Required action = Please restate, exactly as written, the lines running from the beginning of the material through the line that has "For FeGe, cubic" in it.

Data for analysis =
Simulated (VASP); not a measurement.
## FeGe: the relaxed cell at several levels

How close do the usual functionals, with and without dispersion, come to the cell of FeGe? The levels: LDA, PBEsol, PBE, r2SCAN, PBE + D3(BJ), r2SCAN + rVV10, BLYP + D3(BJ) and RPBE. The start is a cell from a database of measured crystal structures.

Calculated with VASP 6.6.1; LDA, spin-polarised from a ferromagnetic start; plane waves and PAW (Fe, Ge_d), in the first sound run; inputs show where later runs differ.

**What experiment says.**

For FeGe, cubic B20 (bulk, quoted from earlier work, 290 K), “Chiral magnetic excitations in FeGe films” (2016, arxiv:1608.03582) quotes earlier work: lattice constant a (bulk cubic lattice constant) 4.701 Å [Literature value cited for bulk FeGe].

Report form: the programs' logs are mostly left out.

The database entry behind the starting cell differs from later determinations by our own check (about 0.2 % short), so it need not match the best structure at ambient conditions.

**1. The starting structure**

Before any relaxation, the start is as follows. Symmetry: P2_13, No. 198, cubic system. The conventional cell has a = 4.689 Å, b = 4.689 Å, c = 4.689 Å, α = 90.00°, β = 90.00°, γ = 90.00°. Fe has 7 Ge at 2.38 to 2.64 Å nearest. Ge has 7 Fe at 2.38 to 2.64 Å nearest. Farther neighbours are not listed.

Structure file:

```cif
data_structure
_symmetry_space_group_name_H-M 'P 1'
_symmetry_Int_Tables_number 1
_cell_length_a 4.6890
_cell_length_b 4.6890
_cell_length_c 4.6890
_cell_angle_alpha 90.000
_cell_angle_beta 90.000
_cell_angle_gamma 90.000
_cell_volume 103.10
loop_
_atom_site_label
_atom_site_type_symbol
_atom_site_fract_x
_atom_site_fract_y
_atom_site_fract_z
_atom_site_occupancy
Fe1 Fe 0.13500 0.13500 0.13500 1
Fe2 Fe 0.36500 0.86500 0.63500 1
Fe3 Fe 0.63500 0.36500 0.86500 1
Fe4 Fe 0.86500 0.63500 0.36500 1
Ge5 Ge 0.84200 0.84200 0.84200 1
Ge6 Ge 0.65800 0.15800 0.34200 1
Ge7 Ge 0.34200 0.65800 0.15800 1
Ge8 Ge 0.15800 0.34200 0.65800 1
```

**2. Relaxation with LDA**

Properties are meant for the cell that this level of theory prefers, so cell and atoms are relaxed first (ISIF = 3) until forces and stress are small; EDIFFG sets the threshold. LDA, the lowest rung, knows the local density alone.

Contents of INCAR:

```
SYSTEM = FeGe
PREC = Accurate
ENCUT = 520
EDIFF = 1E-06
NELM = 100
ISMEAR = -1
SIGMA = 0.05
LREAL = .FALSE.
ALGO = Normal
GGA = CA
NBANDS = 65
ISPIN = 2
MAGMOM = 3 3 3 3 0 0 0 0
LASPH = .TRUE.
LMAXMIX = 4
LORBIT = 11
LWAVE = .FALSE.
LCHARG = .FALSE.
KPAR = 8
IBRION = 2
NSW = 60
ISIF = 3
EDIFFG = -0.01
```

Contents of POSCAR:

Answer box =
Simulated (VASP); not a measurement.
## FeGe: the relaxed cell at several levels

How close do the usual functionals, with and without dispersion, come to the cell of FeGe? The levels: LDA, PBEsol, PBE, r2SCAN, PBE + D3(BJ), r2SCAN + rVV10, BLYP + D3(BJ) and RPBE. The start is a cell from a database of measured crystal structures.

Calculated with VASP 6.6.1; LDA, spin-polarised from a ferromagnetic start; plane waves and PAW (Fe, Ge_d), in the first sound run; inputs show where later runs differ.

**What experiment says.**

For FeGe, cubic B20 (bulk, quoted from earlier work, 290 K), “Chiral magnetic excitations in FeGe films” (2016, arxiv:1608.03582) quotes earlier work: lattice constant a (bulk cubic lattice constant) 4.701 Å [Literature value cited for bulk FeGe].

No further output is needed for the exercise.